+ + +
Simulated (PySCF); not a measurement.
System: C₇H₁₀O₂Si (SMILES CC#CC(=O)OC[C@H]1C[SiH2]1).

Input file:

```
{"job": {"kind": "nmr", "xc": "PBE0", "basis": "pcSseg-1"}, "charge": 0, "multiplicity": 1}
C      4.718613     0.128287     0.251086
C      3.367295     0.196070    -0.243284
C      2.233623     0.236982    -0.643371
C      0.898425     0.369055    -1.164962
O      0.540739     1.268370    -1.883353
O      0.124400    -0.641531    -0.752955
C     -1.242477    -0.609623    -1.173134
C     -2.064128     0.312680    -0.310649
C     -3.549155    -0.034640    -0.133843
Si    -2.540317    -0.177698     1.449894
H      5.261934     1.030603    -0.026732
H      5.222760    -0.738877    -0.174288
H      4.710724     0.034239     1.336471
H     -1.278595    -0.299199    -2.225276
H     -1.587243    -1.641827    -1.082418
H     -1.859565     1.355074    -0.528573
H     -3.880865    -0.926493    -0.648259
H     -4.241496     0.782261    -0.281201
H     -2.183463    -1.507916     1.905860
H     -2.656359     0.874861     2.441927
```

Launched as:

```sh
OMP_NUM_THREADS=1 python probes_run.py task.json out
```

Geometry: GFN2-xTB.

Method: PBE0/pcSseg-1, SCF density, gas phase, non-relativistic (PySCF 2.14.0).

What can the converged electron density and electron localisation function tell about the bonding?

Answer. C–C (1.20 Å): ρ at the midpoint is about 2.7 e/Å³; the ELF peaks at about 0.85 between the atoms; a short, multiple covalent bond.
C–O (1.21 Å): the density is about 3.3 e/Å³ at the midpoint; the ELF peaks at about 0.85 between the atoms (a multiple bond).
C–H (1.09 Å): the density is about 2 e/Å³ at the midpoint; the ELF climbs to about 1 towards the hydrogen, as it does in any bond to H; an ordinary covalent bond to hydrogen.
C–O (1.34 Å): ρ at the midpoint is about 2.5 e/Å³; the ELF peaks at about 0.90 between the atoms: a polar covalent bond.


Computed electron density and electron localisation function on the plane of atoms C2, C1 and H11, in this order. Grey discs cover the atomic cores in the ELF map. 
+ + +

▶ **ACTIVITY**:
The required output is the exact run of lines from the beginning of the records to the line with "C–O (1.34 Å): ρ", that line included.

▶ **WRITTEN ANSWER**:
Simulated (PySCF); not a measurement.
System: C₇H₁₀O₂Si (SMILES CC#CC(=O)OC[C@H]1C[SiH2]1).

Input file:

```
{"job": {"kind": "nmr", "xc": "PBE0", "basis": "pcSseg-1"}, "charge": 0, "multiplicity": 1}
C      4.718613     0.128287     0.251086
C      3.367295     0.196070    -0.243284
C      2.233623     0.236982    -0.643371
C      0.898425     0.369055    -1.164962
O      0.540739     1.268370    -1.883353
O      0.124400    -0.641531    -0.752955
C     -1.242477    -0.609623    -1.173134
C     -2.064128     0.312680    -0.310649
C     -3.549155    -0.034640    -0.133843
Si    -2.540317    -0.177698     1.449894
H      5.261934     1.030603    -0.026732
H      5.222760    -0.738877    -0.174288
H      4.710724     0.034239     1.336471
H     -1.278595    -0.299199    -2.225276
H     -1.587243    -1.641827    -1.082418
H     -1.859565     1.355074    -0.528573
H     -3.880865    -0.926493    -0.648259
H     -4.241496     0.782261    -0.281201
H     -2.183463    -1.507916     1.905860
H     -2.656359     0.874861     2.441927
```

Launched as:

```sh
OMP_NUM_THREADS=1 python probes_run.py task.json out
```

Geometry: GFN2-xTB.

Method: PBE0/pcSseg-1, SCF density, gas phase, non-relativistic (PySCF 2.14.0).

What can the converged electron density and electron localisation function tell about the bonding?

Answer. C–C (1.20 Å): ρ at the midpoint is about 2.7 e/Å³; the ELF peaks at about 0.85 between the atoms; a short, multiple covalent bond.
C–O (1.21 Å): the density is about 3.3 e/Å³ at the midpoint; the ELF peaks at about 0.85 between the atoms (a multiple bond).
C–H (1.09 Å): the density is about 2 e/Å³ at the midpoint; the ELF climbs to about 1 towards the hydrogen, as it does in any bond to H; an ordinary covalent bond to hydrogen.
C–O (1.34 Å): ρ at the midpoint is about 2.5 e/Å³; the ELF peaks at about 0.90 between the atoms: a polar covalent bond.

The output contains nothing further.